EXERCISE — Could each entry be returned exactly as it appears?

RECORDS SUPPLIED —
^^^^^^^^^^^^^^^^
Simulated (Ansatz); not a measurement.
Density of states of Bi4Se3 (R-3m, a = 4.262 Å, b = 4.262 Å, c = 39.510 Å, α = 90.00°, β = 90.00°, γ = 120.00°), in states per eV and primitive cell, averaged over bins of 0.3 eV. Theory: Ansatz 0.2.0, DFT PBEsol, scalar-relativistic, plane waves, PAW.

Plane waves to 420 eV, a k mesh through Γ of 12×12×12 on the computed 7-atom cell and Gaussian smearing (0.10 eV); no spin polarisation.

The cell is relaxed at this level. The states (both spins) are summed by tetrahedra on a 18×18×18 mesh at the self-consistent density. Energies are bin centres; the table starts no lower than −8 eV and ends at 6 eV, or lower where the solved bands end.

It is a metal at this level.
^^^^^^^^^^^^^^^^

RESPONSE BOX —
Simulated (Ansatz); not a measurement.
Density of states of Bi4Se3 (R-3m, a = 4.262 Å, b = 4.262 Å, c = 39.510 Å, α = 90.00°, β = 90.00°, γ = 120.00°), in states per eV and primitive cell, averaged over bins of 0.3 eV. Theory: Ansatz 0.2.0, DFT PBEsol, scalar-relativistic, plane waves, PAW.

Plane waves to 420 eV, a k mesh through Γ of 12×12×12 on the computed 7-atom cell and Gaussian smearing (0.10 eV); no spin polarisation.

The cell is relaxed at this level. The states (both spins) are summed by tetrahedra on a 18×18×18 mesh at the self-consistent density. Energies are bin centres; the table starts no lower than −8 eV and ends at 6 eV, or lower where the solved bands end.

It is a metal at this level.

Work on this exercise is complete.